Brief.
Transcribe the whole listing exactly.

%%
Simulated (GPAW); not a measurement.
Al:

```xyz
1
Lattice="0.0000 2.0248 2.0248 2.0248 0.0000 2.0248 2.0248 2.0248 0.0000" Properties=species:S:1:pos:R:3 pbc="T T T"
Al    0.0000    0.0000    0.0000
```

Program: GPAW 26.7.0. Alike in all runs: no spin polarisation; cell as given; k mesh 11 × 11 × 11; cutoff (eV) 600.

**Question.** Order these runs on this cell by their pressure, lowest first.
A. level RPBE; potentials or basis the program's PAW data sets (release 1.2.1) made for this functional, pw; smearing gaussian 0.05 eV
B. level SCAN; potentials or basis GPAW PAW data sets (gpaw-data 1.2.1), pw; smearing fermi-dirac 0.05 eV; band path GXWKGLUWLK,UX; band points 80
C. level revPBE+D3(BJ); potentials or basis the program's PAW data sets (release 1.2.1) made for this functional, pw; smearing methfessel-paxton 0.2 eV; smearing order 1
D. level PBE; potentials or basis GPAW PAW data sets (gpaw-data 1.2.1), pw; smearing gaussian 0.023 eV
%%

Solution.
Simulated (GPAW); not a measurement.
Al:

```xyz
1
Lattice="0.0000 2.0248 2.0248 2.0248 0.0000 2.0248 2.0248 2.0248 0.0000" Properties=species:S:1:pos:R:3 pbc="T T T"
Al    0.0000    0.0000    0.0000
```

Program: GPAW 26.7.0. Alike in all runs: no spin polarisation; cell as given; k mesh 11 × 11 × 11; cutoff (eV) 600.

**Question.** Order these runs on this cell by their pressure, lowest first.
A. level RPBE; potentials or basis the program's PAW data sets (release 1.2.1) made for this functional, pw; smearing gaussian 0.05 eV
B. level SCAN; potentials or basis GPAW PAW data sets (gpaw-data 1.2.1), pw; smearing fermi-dirac 0.05 eV; band path GXWKGLUWLK,UX; band points 80
C. level revPBE+D3(BJ); potentials or basis the program's PAW data sets (release 1.2.1) made for this functional, pw; smearing methfessel-paxton 0.2 eV; smearing order 1
D. level PBE; potentials or basis GPAW PAW data sets (gpaw-data 1.2.1), pw; smearing gaussian 0.023 eV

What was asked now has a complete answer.